BEGIN RECORDS SUPPLIED

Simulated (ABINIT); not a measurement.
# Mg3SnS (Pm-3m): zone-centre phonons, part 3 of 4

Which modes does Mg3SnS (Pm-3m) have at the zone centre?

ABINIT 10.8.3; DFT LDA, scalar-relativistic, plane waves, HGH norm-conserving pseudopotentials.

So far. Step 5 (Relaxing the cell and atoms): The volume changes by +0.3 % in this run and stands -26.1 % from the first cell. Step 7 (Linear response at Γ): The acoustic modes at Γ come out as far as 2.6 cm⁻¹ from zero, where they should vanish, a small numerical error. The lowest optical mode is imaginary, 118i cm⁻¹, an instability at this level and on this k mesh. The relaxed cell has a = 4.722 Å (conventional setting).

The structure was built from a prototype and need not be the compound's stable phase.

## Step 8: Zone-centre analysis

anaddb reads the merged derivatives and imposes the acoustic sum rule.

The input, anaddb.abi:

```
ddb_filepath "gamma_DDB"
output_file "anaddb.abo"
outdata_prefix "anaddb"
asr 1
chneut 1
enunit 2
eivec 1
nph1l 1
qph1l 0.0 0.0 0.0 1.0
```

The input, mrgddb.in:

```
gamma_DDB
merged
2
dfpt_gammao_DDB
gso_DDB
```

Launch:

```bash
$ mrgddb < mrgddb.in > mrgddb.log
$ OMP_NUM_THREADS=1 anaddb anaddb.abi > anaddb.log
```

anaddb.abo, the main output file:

END RECORDS SUPPLIED

§ **ASSIGNMENT**:
Return exactly the lines from the beginning of the data above through the one containing "ABINIT 10.8.3; DFT", please. Include both end lines and add nothing else.

§ **WRITTEN RESPONSE**:
Simulated (ABINIT); not a measurement.
# Mg3SnS (Pm-3m): zone-centre phonons, part 3 of 4

Which modes does Mg3SnS (Pm-3m) have at the zone centre?

ABINIT 10.8.3; DFT LDA, scalar-relativistic, plane waves, HGH norm-conserving pseudopotentials.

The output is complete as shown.